________________________

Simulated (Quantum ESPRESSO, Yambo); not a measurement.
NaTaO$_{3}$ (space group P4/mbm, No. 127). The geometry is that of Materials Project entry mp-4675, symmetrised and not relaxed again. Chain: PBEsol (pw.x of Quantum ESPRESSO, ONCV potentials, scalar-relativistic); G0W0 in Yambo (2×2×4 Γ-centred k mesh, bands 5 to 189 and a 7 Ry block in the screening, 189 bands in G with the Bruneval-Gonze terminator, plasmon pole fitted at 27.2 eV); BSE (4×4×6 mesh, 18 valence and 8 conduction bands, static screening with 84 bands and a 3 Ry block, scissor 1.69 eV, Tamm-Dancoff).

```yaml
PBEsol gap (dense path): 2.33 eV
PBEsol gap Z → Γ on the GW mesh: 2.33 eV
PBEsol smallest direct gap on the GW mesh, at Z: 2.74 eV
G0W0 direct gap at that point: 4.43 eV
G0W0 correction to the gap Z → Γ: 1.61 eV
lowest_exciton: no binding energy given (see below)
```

________________________

- [Action item] Output every record in full, exactly as it was given.

- [Your solution]
Simulated (Quantum ESPRESSO, Yambo); not a measurement.
NaTaO$_{3}$ (space group P4/mbm, No. 127). The geometry is that of Materials Project entry mp-4675, symmetrised and not relaxed again. Chain: PBEsol (pw.x of Quantum ESPRESSO, ONCV potentials, scalar-relativistic); G0W0 in Yambo (2×2×4 Γ-centred k mesh, bands 5 to 189 and a 7 Ry block in the screening, 189 bands in G with the Bruneval-Gonze terminator, plasmon pole fitted at 27.2 eV); BSE (4×4×6 mesh, 18 valence and 8 conduction bands, static screening with 84 bands and a 3 Ry block, scissor 1.69 eV, Tamm-Dancoff).

```yaml
PBEsol gap (dense path): 2.33 eV
PBEsol gap Z → Γ on the GW mesh: 2.33 eV
PBEsol smallest direct gap on the GW mesh, at Z: 2.74 eV
G0W0 direct gap at that point: 4.43 eV
G0W0 correction to the gap Z → Γ: 1.61 eV
lowest_exciton: no binding energy given (see below)
```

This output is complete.